# [ACTION ITEM]
From the first line of the records below through the line containing "It takes space", copy everything exactly and nothing more.

# [PROVIDED MATERIAL]
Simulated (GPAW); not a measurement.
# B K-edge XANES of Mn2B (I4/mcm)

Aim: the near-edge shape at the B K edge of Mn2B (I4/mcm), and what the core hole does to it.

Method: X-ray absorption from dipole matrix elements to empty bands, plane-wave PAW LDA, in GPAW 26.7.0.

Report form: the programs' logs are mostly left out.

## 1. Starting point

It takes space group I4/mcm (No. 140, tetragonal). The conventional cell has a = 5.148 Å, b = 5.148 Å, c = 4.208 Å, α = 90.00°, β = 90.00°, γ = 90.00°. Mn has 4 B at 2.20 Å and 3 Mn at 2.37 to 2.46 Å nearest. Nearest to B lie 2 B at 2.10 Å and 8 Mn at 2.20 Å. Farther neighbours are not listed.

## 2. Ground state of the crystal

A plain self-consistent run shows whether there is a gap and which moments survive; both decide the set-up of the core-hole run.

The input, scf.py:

# [ANSWER SPACE]
Simulated (GPAW); not a measurement.
# B K-edge XANES of Mn2B (I4/mcm)

Aim: the near-edge shape at the B K edge of Mn2B (I4/mcm), and what the core hole does to it.

Method: X-ray absorption from dipole matrix elements to empty bands, plane-wave PAW LDA, in GPAW 26.7.0.

Report form: the programs' logs are mostly left out.

## 1. Starting point

It takes space group I4/mcm (No. 140, tetragonal). The conventional cell has a = 5.148 Å, b = 5.148 Å, c = 4.208 Å, α = 90.00°, β = 90.00°, γ = 90.00°. Mn has 4 B at 2.20 Å and 3 Mn at 2.37 to 2.46 Å nearest. Nearest to B lie 2 B at 2.10 Å and 8 Mn at 2.20 Å. Farther neighbours are not listed.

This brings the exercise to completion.